*Assignment:* Every record shown below should be duplicated exactly.

*Record extracts:*
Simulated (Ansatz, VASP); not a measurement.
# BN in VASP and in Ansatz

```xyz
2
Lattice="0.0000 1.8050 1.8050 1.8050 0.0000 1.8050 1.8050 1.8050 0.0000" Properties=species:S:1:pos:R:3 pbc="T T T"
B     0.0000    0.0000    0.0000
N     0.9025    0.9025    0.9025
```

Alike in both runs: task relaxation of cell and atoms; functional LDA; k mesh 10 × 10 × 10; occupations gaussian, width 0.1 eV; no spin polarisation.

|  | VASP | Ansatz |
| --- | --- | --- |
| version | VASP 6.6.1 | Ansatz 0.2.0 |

*Your response:*
Simulated (Ansatz, VASP); not a measurement.
# BN in VASP and in Ansatz

```xyz
2
Lattice="0.0000 1.8050 1.8050 1.8050 0.0000 1.8050 1.8050 1.8050 0.0000" Properties=species:S:1:pos:R:3 pbc="T T T"
B     0.0000    0.0000    0.0000
N     0.9025    0.9025    0.9025
```

Alike in both runs: task relaxation of cell and atoms; functional LDA; k mesh 10 × 10 × 10; occupations gaussian, width 0.1 eV; no spin polarisation.

|  | VASP | Ansatz |
| --- | --- | --- |
| version | VASP 6.6.1 | Ansatz 0.2.0 |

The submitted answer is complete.